### Work item
Working from the records below, repeat exactly the lines starting at the line that contains "Ligand exchange: C5H11N" and ending at the line that contains "Task: Estimate ΔE of this reaction.", inclusive.

### Record excerpts
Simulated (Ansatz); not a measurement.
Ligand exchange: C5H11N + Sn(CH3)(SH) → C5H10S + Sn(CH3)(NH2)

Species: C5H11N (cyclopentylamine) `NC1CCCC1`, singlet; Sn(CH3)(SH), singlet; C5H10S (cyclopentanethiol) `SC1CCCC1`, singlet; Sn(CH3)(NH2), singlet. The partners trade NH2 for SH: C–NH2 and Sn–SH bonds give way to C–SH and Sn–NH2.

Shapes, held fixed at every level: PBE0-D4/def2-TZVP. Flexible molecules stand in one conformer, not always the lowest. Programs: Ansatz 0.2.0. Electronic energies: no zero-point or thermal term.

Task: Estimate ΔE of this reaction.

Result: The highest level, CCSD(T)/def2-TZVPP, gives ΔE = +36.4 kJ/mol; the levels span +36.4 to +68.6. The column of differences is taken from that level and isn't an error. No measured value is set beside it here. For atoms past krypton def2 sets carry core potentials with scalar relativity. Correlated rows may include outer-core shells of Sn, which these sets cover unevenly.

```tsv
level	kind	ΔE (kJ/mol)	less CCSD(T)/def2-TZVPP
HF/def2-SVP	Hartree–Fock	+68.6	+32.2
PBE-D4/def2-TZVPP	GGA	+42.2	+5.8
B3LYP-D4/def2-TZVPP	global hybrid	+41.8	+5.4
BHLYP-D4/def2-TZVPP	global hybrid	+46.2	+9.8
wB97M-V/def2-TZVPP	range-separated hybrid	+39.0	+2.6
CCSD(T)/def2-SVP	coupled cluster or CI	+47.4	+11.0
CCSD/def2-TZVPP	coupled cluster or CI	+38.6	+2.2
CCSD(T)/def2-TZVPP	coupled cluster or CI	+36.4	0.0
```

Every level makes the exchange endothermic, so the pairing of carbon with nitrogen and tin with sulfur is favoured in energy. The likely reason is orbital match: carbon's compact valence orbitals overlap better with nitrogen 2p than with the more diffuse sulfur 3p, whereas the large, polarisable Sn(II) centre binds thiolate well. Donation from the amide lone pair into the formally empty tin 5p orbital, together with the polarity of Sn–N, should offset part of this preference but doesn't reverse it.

### Exercise solution
Ligand exchange: C5H11N + Sn(CH3)(SH) → C5H10S + Sn(CH3)(NH2)

Species: C5H11N (cyclopentylamine) `NC1CCCC1`, singlet; Sn(CH3)(SH), singlet; C5H10S (cyclopentanethiol) `SC1CCCC1`, singlet; Sn(CH3)(NH2), singlet. The partners trade NH2 for SH: C–NH2 and Sn–SH bonds give way to C–SH and Sn–NH2.

Shapes, held fixed at every level: PBE0-D4/def2-TZVP. Flexible molecules stand in one conformer, not always the lowest. Programs: Ansatz 0.2.0. Electronic energies: no zero-point or thermal term.

Task: Estimate ΔE of this reaction.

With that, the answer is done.